--- Information supplied Enclosed Below ---

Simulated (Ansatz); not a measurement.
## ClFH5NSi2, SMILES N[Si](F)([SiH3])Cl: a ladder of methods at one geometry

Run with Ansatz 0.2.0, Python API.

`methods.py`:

--- End of Enclosed Information supplied ---

Each record should be returned precisely as written.

Task output:
Simulated (Ansatz); not a measurement.
## ClFH5NSi2, SMILES N[Si](F)([SiH3])Cl: a ladder of methods at one geometry

Run with Ansatz 0.2.0, Python API.

`methods.py`:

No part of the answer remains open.